* EXTRACTED INFORMATION:
'''

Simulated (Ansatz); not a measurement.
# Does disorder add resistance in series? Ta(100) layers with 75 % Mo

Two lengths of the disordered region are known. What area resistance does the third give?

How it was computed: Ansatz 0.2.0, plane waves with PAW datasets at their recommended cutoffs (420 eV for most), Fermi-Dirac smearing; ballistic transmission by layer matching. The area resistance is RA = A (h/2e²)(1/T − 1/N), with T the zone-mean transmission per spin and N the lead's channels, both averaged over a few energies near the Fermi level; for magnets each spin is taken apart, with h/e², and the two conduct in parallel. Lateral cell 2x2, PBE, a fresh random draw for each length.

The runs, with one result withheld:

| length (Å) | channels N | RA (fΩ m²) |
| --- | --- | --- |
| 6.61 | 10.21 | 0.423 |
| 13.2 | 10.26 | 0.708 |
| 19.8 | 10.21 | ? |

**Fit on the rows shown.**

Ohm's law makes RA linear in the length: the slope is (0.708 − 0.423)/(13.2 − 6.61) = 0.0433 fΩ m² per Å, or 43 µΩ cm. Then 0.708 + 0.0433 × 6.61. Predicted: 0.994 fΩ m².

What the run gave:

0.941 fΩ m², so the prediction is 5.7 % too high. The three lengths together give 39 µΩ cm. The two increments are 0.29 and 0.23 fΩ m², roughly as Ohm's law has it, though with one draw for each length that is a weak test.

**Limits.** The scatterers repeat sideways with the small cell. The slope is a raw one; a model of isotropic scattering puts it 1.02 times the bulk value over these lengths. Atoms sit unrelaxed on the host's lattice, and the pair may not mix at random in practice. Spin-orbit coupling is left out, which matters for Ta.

'''

* BRIEF:
Once you reach the line containing "What the run", include it and stop; until then, reproduce each line of the listing from its start exactly.

* ANSWER SPACE:
Simulated (Ansatz); not a measurement.
# Does disorder add resistance in series? Ta(100) layers with 75 % Mo

Two lengths of the disordered region are known. What area resistance does the third give?

How it was computed: Ansatz 0.2.0, plane waves with PAW datasets at their recommended cutoffs (420 eV for most), Fermi-Dirac smearing; ballistic transmission by layer matching. The area resistance is RA = A (h/2e²)(1/T − 1/N), with T the zone-mean transmission per spin and N the lead's channels, both averaged over a few energies near the Fermi level; for magnets each spin is taken apart, with h/e², and the two conduct in parallel. Lateral cell 2x2, PBE, a fresh random draw for each length.

The runs, with one result withheld:

| length (Å) | channels N | RA (fΩ m²) |
| --- | --- | --- |
| 6.61 | 10.21 | 0.423 |
| 13.2 | 10.26 | 0.708 |
| 19.8 | 10.21 | ? |

**Fit on the rows shown.**

Ohm's law makes RA linear in the length: the slope is (0.708 − 0.423)/(13.2 − 6.61) = 0.0433 fΩ m² per Å, or 43 µΩ cm. Then 0.708 + 0.0433 × 6.61. Predicted: 0.994 fΩ m².

What the run gave:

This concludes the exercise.